» BRIEF: Every record here needs to be retyped exactly.

▬▬▬▬▬▬▬▬▬▬

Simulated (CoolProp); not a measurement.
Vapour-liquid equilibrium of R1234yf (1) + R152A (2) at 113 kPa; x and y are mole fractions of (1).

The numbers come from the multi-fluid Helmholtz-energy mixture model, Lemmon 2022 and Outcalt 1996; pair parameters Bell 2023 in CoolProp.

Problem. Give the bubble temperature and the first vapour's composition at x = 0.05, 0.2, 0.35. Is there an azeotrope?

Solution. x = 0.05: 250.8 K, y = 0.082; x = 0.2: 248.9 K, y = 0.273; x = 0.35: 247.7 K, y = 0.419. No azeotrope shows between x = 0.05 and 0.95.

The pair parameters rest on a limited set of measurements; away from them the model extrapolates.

▬▬▬▬▬▬▬▬▬▬

» RESPONSE BOX:
Simulated (CoolProp); not a measurement.
Vapour-liquid equilibrium of R1234yf (1) + R152A (2) at 113 kPa; x and y are mole fractions of (1).

The numbers come from the multi-fluid Helmholtz-energy mixture model, Lemmon 2022 and Outcalt 1996; pair parameters Bell 2023 in CoolProp.

Problem. Give the bubble temperature and the first vapour's composition at x = 0.05, 0.2, 0.35. Is there an azeotrope?

Solution. x = 0.05: 250.8 K, y = 0.082; x = 0.2: 248.9 K, y = 0.273; x = 0.35: 247.7 K, y = 0.419. No azeotrope shows between x = 0.05 and 0.95.

The pair parameters rest on a limited set of measurements; away from them the model extrapolates.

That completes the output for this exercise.